[Requirement] In the listing below, the lines from the first through the one with "The slice is" are to be copied word for word.

---------- Data for review
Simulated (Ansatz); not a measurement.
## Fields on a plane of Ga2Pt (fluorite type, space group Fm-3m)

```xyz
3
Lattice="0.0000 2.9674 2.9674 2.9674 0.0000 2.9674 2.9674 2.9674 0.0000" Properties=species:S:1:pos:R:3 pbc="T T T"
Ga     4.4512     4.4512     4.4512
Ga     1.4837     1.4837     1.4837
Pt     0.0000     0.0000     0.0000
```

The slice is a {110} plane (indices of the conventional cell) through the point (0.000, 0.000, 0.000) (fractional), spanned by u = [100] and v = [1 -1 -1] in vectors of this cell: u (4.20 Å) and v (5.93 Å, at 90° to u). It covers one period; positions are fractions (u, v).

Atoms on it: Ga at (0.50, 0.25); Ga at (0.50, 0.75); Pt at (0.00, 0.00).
--------------------

[Exercise result]
Simulated (Ansatz); not a measurement.
## Fields on a plane of Ga2Pt (fluorite type, space group Fm-3m)

```xyz
3
Lattice="0.0000 2.9674 2.9674 2.9674 0.0000 2.9674 2.9674 2.9674 0.0000" Properties=species:S:1:pos:R:3 pbc="T T T"
Ga     4.4512     4.4512     4.4512
Ga     1.4837     1.4837     1.4837
Pt     0.0000     0.0000     0.0000
```

The slice is a {110} plane (indices of the conventional cell) through the point (0.000, 0.000, 0.000) (fractional), spanned by u = [100] and v = [1 -1 -1] in vectors of this cell: u (4.20 Å) and v (5.93 Å, at 90° to u). It covers one period; positions are fractions (u, v).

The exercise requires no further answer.